> Data section
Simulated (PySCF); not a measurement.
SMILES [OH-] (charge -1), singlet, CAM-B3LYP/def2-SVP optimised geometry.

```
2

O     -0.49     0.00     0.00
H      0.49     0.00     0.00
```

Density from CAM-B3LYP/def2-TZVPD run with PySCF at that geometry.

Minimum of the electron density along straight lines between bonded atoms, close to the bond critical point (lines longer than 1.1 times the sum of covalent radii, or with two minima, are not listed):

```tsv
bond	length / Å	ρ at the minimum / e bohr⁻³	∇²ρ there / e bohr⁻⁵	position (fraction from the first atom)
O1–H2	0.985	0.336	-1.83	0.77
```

> Action item
Transcribe all entries exactly as they are given.

> Written reply
Simulated (PySCF); not a measurement.
SMILES [OH-] (charge -1), singlet, CAM-B3LYP/def2-SVP optimised geometry.

```
2

O     -0.49     0.00     0.00
H      0.49     0.00     0.00
```

Density from CAM-B3LYP/def2-TZVPD run with PySCF at that geometry.

Minimum of the electron density along straight lines between bonded atoms, close to the bond critical point (lines longer than 1.1 times the sum of covalent radii, or with two minima, are not listed):

```tsv
bond	length / Å	ρ at the minimum / e bohr⁻³	∇²ρ there / e bohr⁻⁵	position (fraction from the first atom)
O1–H2	0.985	0.336	-1.83	0.77
```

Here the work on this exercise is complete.